**Requirement:** Could you restate word for word every line of the records below, from the first one to the one holding "difference (Å): 4.118."?

*** Opening of Records supplied ***

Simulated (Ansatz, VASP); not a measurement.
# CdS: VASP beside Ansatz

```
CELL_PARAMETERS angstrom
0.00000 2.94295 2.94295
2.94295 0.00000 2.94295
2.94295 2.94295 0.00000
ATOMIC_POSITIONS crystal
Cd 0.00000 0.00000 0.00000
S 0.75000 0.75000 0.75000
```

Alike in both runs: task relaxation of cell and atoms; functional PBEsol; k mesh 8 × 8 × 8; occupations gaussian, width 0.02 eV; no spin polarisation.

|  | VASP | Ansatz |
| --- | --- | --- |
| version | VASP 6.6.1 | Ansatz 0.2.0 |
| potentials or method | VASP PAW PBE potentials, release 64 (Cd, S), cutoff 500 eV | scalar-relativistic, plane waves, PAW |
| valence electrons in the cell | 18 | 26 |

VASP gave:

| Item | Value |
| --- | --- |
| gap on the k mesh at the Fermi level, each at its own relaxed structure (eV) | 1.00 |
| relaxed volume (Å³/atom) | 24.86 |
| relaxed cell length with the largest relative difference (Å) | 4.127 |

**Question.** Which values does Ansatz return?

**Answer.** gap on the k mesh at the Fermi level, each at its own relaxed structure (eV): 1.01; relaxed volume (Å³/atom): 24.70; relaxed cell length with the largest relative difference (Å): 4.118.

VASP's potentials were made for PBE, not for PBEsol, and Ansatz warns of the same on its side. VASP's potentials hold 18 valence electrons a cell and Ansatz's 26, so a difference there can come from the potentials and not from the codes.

*** Close of Records supplied ***

**Exercise solution:**
Simulated (Ansatz, VASP); not a measurement.
# CdS: VASP beside Ansatz

```
CELL_PARAMETERS angstrom
0.00000 2.94295 2.94295
2.94295 0.00000 2.94295
2.94295 2.94295 0.00000
ATOMIC_POSITIONS crystal
Cd 0.00000 0.00000 0.00000
S 0.75000 0.75000 0.75000
```

Alike in both runs: task relaxation of cell and atoms; functional PBEsol; k mesh 8 × 8 × 8; occupations gaussian, width 0.02 eV; no spin polarisation.

|  | VASP | Ansatz |
| --- | --- | --- |
| version | VASP 6.6.1 | Ansatz 0.2.0 |
| potentials or method | VASP PAW PBE potentials, release 64 (Cd, S), cutoff 500 eV | scalar-relativistic, plane waves, PAW |
| valence electrons in the cell | 18 | 26 |

VASP gave:

| Item | Value |
| --- | --- |
| gap on the k mesh at the Fermi level, each at its own relaxed structure (eV) | 1.00 |
| relaxed volume (Å³/atom) | 24.86 |
| relaxed cell length with the largest relative difference (Å) | 4.127 |

**Question.** Which values does Ansatz return?

**Answer.** gap on the k mesh at the Fermi level, each at its own relaxed structure (eV): 1.01; relaxed volume (Å³/atom): 24.70; relaxed cell length with the largest relative difference (Å): 4.118.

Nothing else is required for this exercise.